• Exercise: Reproduce the listing that follows so that each line matches the original exactly.

========

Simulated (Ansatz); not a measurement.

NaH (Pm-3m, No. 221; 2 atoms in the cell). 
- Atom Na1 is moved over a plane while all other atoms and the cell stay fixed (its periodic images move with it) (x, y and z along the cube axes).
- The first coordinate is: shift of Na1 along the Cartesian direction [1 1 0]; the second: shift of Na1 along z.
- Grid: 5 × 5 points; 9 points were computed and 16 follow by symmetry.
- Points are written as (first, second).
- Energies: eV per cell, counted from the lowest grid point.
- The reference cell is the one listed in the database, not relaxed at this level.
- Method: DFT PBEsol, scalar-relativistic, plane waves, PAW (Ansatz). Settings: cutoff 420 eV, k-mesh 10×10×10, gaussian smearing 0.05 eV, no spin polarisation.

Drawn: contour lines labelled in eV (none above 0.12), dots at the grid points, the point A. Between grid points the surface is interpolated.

========

• Exercise output:
Simulated (Ansatz); not a measurement.

NaH (Pm-3m, No. 221; 2 atoms in the cell). 
- Atom Na1 is moved over a plane while all other atoms and the cell stay fixed (its periodic images move with it) (x, y and z along the cube axes).
- The first coordinate is: shift of Na1 along the Cartesian direction [1 1 0]; the second: shift of Na1 along z.
- Grid: 5 × 5 points; 9 points were computed and 16 follow by symmetry.
- Points are written as (first, second).
- Energies: eV per cell, counted from the lowest grid point.
- The reference cell is the one listed in the database, not relaxed at this level.
- Method: DFT PBEsol, scalar-relativistic, plane waves, PAW (Ansatz). Settings: cutoff 420 eV, k-mesh 10×10×10, gaussian smearing 0.05 eV, no spin polarisation.

Drawn: contour lines labelled in eV (none above 0.12), dots at the grid points, the point A. Between grid points the surface is interpolated.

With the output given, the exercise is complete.